# Work task
All of the data needs to be printed again, exactly as written.

# Provided records
^^^^

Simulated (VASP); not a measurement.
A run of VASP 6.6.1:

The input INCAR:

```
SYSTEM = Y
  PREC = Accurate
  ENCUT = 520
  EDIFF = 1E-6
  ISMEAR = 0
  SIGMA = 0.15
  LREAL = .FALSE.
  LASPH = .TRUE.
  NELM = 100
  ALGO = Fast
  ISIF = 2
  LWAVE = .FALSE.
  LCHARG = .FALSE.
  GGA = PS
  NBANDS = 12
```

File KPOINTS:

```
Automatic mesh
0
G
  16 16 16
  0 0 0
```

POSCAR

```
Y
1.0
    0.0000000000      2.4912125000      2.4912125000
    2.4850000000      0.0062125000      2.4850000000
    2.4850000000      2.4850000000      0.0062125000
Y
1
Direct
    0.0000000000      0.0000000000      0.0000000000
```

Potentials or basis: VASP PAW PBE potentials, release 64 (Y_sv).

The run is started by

^^^^

# Your response
Simulated (VASP); not a measurement.
A run of VASP 6.6.1:

The input INCAR:

```
SYSTEM = Y
  PREC = Accurate
  ENCUT = 520
  EDIFF = 1E-6
  ISMEAR = 0
  SIGMA = 0.15
  LREAL = .FALSE.
  LASPH = .TRUE.
  NELM = 100
  ALGO = Fast
  ISIF = 2
  LWAVE = .FALSE.
  LCHARG = .FALSE.
  GGA = PS
  NBANDS = 12
```

File KPOINTS:

```
Automatic mesh
0
G
  16 16 16
  0 0 0
```

POSCAR

```
Y
1.0
    0.0000000000      2.4912125000      2.4912125000
    2.4850000000      0.0062125000      2.4850000000
    2.4850000000      2.4850000000      0.0062125000
Y
1
Direct
    0.0000000000      0.0000000000      0.0000000000
```

Potentials or basis: VASP PAW PBE potentials, release 64 (Y_sv).

The run is started by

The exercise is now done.